Data section:
──────

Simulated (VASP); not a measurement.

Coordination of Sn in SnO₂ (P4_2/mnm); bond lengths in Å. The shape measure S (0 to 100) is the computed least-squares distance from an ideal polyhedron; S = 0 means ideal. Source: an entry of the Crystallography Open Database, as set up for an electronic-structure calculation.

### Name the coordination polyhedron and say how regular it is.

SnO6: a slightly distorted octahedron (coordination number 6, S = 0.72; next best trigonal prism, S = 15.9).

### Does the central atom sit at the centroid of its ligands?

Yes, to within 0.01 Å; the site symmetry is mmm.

──────

Work request:
Your answer should consist only of the lines above between the line holding "SnO6: a slightly" and the line holding "### Does the", inclusive, each transcribed exactly.

Answer space:
SnO6: a slightly distorted octahedron (coordination number 6, S = 0.72; next best trigonal prism, S = 15.9).

### Does the central atom sit at the centroid of its ligands?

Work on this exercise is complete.